Dataset:
>>
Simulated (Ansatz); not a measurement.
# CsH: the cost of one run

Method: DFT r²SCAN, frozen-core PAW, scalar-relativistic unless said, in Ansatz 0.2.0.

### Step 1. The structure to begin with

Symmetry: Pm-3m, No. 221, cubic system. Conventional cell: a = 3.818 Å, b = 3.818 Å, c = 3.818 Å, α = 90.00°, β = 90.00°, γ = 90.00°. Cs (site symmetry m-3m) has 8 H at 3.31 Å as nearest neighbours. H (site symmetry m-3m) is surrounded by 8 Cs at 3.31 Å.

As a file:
<<

Activity:
Your task is to quote the lines above, beginning with the first and ending with the one that holds "Symmetry: Pm-3m, No.".

Worked solution:
Simulated (Ansatz); not a measurement.
# CsH: the cost of one run

Method: DFT r²SCAN, frozen-core PAW, scalar-relativistic unless said, in Ansatz 0.2.0.

### Step 1. The structure to begin with

Symmetry: Pm-3m, No. 221, cubic system. Conventional cell: a = 3.818 Å, b = 3.818 Å, c = 3.818 Å, α = 90.00°, β = 90.00°, γ = 90.00°. Cs (site symmetry m-3m) has 8 H at 3.31 Å as nearest neighbours. H (site symmetry m-3m) is surrounded by 8 Cs at 3.31 Å.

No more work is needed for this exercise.